•••••
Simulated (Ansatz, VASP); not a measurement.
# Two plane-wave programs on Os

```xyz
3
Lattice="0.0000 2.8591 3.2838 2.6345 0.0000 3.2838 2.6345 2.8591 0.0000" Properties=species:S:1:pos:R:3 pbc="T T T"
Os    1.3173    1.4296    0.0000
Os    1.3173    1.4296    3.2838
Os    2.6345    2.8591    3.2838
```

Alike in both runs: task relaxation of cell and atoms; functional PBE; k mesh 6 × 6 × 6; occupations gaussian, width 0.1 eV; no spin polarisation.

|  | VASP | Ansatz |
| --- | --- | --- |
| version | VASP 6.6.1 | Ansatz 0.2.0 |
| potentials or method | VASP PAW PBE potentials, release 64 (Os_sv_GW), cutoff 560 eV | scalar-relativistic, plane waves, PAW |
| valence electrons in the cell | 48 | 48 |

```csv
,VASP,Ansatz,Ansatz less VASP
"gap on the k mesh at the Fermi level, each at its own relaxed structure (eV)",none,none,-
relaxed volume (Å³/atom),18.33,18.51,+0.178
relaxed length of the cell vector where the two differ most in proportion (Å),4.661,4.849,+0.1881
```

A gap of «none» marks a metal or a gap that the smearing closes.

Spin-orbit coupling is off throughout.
•••••

- **ASSIGNED TASK**:
Among the records above, extract exactly the lines from the line with "VASP | Ansatz |" to the line with "the smearing closes.", both lines included, and leave out the rest.

- **WORKED SOLUTION**:
|  | VASP | Ansatz |
| --- | --- | --- |
| version | VASP 6.6.1 | Ansatz 0.2.0 |
| potentials or method | VASP PAW PBE potentials, release 64 (Os_sv_GW), cutoff 560 eV | scalar-relativistic, plane waves, PAW |
| valence electrons in the cell | 48 | 48 |

```csv
,VASP,Ansatz,Ansatz less VASP
"gap on the k mesh at the Fermi level, each at its own relaxed structure (eV)",none,none,-
relaxed volume (Å³/atom),18.33,18.51,+0.178
relaxed length of the cell vector where the two differ most in proportion (Å),4.661,4.849,+0.1881
```

A gap of «none» marks a metal or a gap that the smearing closes.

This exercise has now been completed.